* **REQUIRED ACTION**
Print exactly those lines that run from the beginning of the data to the line bearing "A nudged elastic", inclusive.

* **DATA FOR ANALYSIS**
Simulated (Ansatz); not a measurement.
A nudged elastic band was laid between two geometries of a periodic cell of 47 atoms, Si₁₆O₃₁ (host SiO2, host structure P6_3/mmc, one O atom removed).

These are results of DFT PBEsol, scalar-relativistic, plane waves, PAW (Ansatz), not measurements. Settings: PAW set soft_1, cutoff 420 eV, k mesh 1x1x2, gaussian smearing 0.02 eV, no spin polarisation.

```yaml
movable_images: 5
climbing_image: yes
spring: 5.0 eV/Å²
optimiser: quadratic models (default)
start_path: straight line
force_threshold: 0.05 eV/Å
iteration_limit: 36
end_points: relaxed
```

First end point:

* **EXPECTED ANSWER**
Simulated (Ansatz); not a measurement.
A nudged elastic band was laid between two geometries of a periodic cell of 47 atoms, Si₁₆O₃₁ (host SiO2, host structure P6_3/mmc, one O atom removed).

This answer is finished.